-- Data excerpts follows --

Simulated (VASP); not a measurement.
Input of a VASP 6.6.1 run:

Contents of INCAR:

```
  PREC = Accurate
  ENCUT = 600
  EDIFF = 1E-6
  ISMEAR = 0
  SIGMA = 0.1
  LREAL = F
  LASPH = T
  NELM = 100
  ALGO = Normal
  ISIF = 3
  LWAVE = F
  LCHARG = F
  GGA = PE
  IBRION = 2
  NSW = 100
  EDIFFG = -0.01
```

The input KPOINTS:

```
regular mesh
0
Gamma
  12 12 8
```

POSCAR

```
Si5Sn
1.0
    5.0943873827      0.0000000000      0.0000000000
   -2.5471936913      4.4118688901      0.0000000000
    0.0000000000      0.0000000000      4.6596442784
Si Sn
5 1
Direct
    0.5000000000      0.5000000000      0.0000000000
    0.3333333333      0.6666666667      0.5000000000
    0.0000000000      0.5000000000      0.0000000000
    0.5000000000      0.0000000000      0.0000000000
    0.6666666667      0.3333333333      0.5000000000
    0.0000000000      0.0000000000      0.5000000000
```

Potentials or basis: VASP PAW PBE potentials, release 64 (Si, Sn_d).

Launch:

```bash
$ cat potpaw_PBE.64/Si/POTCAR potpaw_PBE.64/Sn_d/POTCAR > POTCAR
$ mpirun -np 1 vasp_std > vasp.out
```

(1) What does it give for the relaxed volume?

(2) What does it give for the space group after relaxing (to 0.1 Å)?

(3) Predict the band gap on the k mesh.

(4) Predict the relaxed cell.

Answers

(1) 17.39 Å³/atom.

-- Data excerpts concluded --

* [Work instruction] Output the listing exactly. Leave no line out.

* [Result]
Simulated (VASP); not a measurement.
Input of a VASP 6.6.1 run:

Contents of INCAR:

```
  PREC = Accurate
  ENCUT = 600
  EDIFF = 1E-6
  ISMEAR = 0
  SIGMA = 0.1
  LREAL = F
  LASPH = T
  NELM = 100
  ALGO = Normal
  ISIF = 3
  LWAVE = F
  LCHARG = F
  GGA = PE
  IBRION = 2
  NSW = 100
  EDIFFG = -0.01
```

The input KPOINTS:

```
regular mesh
0
Gamma
  12 12 8
```

POSCAR

```
Si5Sn
1.0
    5.0943873827      0.0000000000      0.0000000000
   -2.5471936913      4.4118688901      0.0000000000
    0.0000000000      0.0000000000      4.6596442784
Si Sn
5 1
Direct
    0.5000000000      0.5000000000      0.0000000000
    0.3333333333      0.6666666667      0.5000000000
    0.0000000000      0.5000000000      0.0000000000
    0.5000000000      0.0000000000      0.0000000000
    0.6666666667      0.3333333333      0.5000000000
    0.0000000000      0.0000000000      0.5000000000
```

Potentials or basis: VASP PAW PBE potentials, release 64 (Si, Sn_d).

Launch:

```bash
$ cat potpaw_PBE.64/Si/POTCAR potpaw_PBE.64/Sn_d/POTCAR > POTCAR
$ mpirun -np 1 vasp_std > vasp.out
```

(1) What does it give for the relaxed volume?

(2) What does it give for the space group after relaxing (to 0.1 Å)?

(3) Predict the band gap on the k mesh.

(4) Predict the relaxed cell.

Answers

(1) 17.39 Å³/atom.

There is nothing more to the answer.